◆ DATASET:
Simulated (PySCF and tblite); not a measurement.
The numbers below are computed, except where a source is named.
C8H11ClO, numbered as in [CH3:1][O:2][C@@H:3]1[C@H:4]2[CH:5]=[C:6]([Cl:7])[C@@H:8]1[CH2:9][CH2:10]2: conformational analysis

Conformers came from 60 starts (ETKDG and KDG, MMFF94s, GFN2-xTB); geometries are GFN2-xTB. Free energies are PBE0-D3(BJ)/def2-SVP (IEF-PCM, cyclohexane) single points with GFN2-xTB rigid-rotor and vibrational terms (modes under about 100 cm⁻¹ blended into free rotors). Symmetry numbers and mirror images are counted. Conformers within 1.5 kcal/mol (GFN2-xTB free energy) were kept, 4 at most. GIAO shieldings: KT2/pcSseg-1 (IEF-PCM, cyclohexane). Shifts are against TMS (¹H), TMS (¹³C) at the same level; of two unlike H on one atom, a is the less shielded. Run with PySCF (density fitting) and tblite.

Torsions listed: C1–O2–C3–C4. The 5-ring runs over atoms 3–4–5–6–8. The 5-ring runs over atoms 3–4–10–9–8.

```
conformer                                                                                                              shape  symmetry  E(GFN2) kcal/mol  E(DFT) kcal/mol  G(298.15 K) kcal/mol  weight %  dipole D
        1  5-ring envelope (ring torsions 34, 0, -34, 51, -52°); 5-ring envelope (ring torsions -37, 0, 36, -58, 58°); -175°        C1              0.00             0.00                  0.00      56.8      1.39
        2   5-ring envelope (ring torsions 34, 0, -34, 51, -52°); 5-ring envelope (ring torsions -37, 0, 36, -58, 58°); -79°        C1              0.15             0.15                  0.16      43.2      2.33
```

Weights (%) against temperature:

◆ ACTION ITEM: Return, exactly, the lines from the first line of the records above to the line containing "C8H11ClO, numbered as", both included.

◆ TASK OUTPUT:
Simulated (PySCF and tblite); not a measurement.
The numbers below are computed, except where a source is named.
C8H11ClO, numbered as in [CH3:1][O:2][C@@H:3]1[C@H:4]2[CH:5]=[C:6]([Cl:7])[C@@H:8]1[CH2:9][CH2:10]2: conformational analysis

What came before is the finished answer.